- _Data for review_
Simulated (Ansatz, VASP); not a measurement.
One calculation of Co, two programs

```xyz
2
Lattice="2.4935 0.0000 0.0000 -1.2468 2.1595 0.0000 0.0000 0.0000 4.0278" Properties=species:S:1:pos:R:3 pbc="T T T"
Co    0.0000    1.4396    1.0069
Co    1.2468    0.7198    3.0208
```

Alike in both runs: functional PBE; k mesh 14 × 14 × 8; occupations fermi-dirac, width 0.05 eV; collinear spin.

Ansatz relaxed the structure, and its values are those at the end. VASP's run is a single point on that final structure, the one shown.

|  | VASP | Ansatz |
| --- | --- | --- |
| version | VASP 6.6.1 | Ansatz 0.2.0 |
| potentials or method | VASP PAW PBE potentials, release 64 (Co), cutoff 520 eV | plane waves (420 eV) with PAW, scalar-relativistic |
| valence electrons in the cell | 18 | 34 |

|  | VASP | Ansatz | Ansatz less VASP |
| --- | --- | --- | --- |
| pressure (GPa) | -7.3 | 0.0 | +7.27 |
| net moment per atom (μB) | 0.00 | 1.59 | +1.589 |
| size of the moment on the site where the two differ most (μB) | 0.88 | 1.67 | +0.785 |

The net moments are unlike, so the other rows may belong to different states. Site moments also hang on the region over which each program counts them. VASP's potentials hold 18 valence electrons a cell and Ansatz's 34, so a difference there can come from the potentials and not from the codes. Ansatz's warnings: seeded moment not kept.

- _Activity_
Word for word, please print every line from the beginning of the records to the line bearing "1.67 | +0.785 |", counting both ends and stopping there.

- _Answer space_
Simulated (Ansatz, VASP); not a measurement.
One calculation of Co, two programs

```xyz
2
Lattice="2.4935 0.0000 0.0000 -1.2468 2.1595 0.0000 0.0000 0.0000 4.0278" Properties=species:S:1:pos:R:3 pbc="T T T"
Co    0.0000    1.4396    1.0069
Co    1.2468    0.7198    3.0208
```

Alike in both runs: functional PBE; k mesh 14 × 14 × 8; occupations fermi-dirac, width 0.05 eV; collinear spin.

Ansatz relaxed the structure, and its values are those at the end. VASP's run is a single point on that final structure, the one shown.

|  | VASP | Ansatz |
| --- | --- | --- |
| version | VASP 6.6.1 | Ansatz 0.2.0 |
| potentials or method | VASP PAW PBE potentials, release 64 (Co), cutoff 520 eV | plane waves (420 eV) with PAW, scalar-relativistic |
| valence electrons in the cell | 18 | 34 |

|  | VASP | Ansatz | Ansatz less VASP |
| --- | --- | --- | --- |
| pressure (GPa) | -7.3 | 0.0 | +7.27 |
| net moment per atom (μB) | 0.00 | 1.59 | +1.589 |
| size of the moment on the site where the two differ most (μB) | 0.88 | 1.67 | +0.785 |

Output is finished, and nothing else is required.